> **LISTED ENTRIES**
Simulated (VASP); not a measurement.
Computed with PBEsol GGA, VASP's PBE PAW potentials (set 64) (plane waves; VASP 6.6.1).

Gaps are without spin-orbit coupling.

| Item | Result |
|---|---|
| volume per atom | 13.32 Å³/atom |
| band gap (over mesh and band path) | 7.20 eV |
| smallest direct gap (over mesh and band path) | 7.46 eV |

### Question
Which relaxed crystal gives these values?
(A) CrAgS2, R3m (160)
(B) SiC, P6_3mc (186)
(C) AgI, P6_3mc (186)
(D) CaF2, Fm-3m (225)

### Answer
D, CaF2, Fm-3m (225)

> **BRIEF**
Output every record in full, exactly as it was given.

> **EXPECTED ANSWER**
Simulated (VASP); not a measurement.
Computed with PBEsol GGA, VASP's PBE PAW potentials (set 64) (plane waves; VASP 6.6.1).

Gaps are without spin-orbit coupling.

| Item | Result |
|---|---|
| volume per atom | 13.32 Å³/atom |
| band gap (over mesh and band path) | 7.20 eV |
| smallest direct gap (over mesh and band path) | 7.46 eV |

### Question
Which relaxed crystal gives these values?
(A) CrAgS2, R3m (160)
(B) SiC, P6_3mc (186)
(C) AgI, P6_3mc (186)
(D) CaF2, Fm-3m (225)

### Answer
D, CaF2, Fm-3m (225)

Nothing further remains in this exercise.